> _WORK TASK_: All of the entries should be written out again exactly.

[[ DATA open ]]

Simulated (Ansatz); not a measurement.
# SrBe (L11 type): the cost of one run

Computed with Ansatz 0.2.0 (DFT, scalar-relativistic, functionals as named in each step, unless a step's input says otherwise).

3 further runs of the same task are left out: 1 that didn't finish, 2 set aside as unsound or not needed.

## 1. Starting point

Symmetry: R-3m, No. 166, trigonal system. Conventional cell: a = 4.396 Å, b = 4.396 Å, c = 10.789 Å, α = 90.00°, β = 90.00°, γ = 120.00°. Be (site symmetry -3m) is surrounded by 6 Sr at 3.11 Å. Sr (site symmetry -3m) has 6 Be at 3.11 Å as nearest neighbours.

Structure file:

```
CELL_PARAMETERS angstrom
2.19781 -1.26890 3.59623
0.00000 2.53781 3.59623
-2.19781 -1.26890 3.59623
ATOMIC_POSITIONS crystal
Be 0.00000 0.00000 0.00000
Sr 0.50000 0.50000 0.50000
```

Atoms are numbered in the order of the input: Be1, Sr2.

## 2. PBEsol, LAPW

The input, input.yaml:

[[ DATA closed ]]

> _EXERCISE SOLUTION_:
Simulated (Ansatz); not a measurement.
# SrBe (L11 type): the cost of one run

Computed with Ansatz 0.2.0 (DFT, scalar-relativistic, functionals as named in each step, unless a step's input says otherwise).

3 further runs of the same task are left out: 1 that didn't finish, 2 set aside as unsound or not needed.

## 1. Starting point

Symmetry: R-3m, No. 166, trigonal system. Conventional cell: a = 4.396 Å, b = 4.396 Å, c = 10.789 Å, α = 90.00°, β = 90.00°, γ = 120.00°. Be (site symmetry -3m) is surrounded by 6 Sr at 3.11 Å. Sr (site symmetry -3m) has 6 Be at 3.11 Å as nearest neighbours.

Structure file:

```
CELL_PARAMETERS angstrom
2.19781 -1.26890 3.59623
0.00000 2.53781 3.59623
-2.19781 -1.26890 3.59623
ATOMIC_POSITIONS crystal
Be 0.00000 0.00000 0.00000
Sr 0.50000 0.50000 0.50000
```

Atoms are numbered in the order of the input: Be1, Sr2.

## 2. PBEsol, LAPW

The input, input.yaml:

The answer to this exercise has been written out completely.